• [EXERCISE DATA]
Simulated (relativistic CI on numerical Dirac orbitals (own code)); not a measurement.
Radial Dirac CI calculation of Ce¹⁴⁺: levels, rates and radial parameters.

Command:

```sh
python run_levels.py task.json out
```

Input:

• [ACTION ITEM] Take the entries and copy them out exactly.

• [YOUR RESPONSE]
Simulated (relativistic CI on numerical Dirac orbitals (own code)); not a measurement.
Radial Dirac CI calculation of Ce¹⁴⁺: levels, rates and radial parameters.

Command:

```sh
python run_levels.py task.json out
```

Input:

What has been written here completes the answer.